» **DATASET EXCERPTS**
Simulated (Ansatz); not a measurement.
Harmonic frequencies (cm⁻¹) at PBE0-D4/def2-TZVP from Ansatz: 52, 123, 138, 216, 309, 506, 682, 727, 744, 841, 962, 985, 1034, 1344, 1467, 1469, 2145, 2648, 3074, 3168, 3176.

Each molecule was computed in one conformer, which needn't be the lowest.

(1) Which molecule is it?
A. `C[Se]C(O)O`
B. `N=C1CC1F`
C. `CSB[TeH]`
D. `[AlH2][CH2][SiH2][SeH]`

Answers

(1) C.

» **ASSIGNMENT**
Write the data out in full, matching every line exactly.

» **WRITTEN REPLY**
Simulated (Ansatz); not a measurement.
Harmonic frequencies (cm⁻¹) at PBE0-D4/def2-TZVP from Ansatz: 52, 123, 138, 216, 309, 506, 682, 727, 744, 841, 962, 985, 1034, 1344, 1467, 1469, 2145, 2648, 3074, 3168, 3176.

Each molecule was computed in one conformer, which needn't be the lowest.

(1) Which molecule is it?
A. `C[Se]C(O)O`
B. `N=C1CC1F`
C. `CSB[TeH]`
D. `[AlH2][CH2][SiH2][SeH]`

Answers

(1) C.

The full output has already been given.